§ Data
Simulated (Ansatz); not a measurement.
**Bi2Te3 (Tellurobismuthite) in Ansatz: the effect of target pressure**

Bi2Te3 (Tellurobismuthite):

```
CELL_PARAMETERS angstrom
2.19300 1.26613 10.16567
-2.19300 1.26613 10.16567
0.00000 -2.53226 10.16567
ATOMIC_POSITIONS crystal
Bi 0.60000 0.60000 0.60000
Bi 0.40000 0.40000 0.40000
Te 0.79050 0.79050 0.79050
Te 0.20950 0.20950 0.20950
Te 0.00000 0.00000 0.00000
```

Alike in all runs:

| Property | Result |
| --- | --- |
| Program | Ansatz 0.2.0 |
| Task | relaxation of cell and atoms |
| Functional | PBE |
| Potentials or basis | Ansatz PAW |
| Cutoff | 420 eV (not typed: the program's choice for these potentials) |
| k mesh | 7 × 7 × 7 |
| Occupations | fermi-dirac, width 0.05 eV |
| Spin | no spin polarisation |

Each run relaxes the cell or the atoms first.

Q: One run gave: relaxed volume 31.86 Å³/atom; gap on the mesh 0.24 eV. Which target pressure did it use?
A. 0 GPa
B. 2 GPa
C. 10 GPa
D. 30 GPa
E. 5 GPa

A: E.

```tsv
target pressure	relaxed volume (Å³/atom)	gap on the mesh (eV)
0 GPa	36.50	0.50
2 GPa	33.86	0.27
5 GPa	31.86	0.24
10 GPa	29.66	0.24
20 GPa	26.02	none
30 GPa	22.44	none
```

§ Required action
Copy out the entries. Leave every line exactly as it is.

§ Written reply
Simulated (Ansatz); not a measurement.
**Bi2Te3 (Tellurobismuthite) in Ansatz: the effect of target pressure**

Bi2Te3 (Tellurobismuthite):

```
CELL_PARAMETERS angstrom
2.19300 1.26613 10.16567
-2.19300 1.26613 10.16567
0.00000 -2.53226 10.16567
ATOMIC_POSITIONS crystal
Bi 0.60000 0.60000 0.60000
Bi 0.40000 0.40000 0.40000
Te 0.79050 0.79050 0.79050
Te 0.20950 0.20950 0.20950
Te 0.00000 0.00000 0.00000
```

Alike in all runs:

| Property | Result |
| --- | --- |
| Program | Ansatz 0.2.0 |
| Task | relaxation of cell and atoms |
| Functional | PBE |
| Potentials or basis | Ansatz PAW |
| Cutoff | 420 eV (not typed: the program's choice for these potentials) |
| k mesh | 7 × 7 × 7 |
| Occupations | fermi-dirac, width 0.05 eV |
| Spin | no spin polarisation |

Each run relaxes the cell or the atoms first.

Q: One run gave: relaxed volume 31.86 Å³/atom; gap on the mesh 0.24 eV. Which target pressure did it use?
A. 0 GPa
B. 2 GPa
C. 10 GPa
D. 30 GPa
E. 5 GPa

A: E.

```tsv
target pressure	relaxed volume (Å³/atom)	gap on the mesh (eV)
0 GPa	36.50	0.50
2 GPa	33.86	0.27
5 GPa	31.86	0.24
10 GPa	29.66	0.24
20 GPa	26.02	none
30 GPa	22.44	none
```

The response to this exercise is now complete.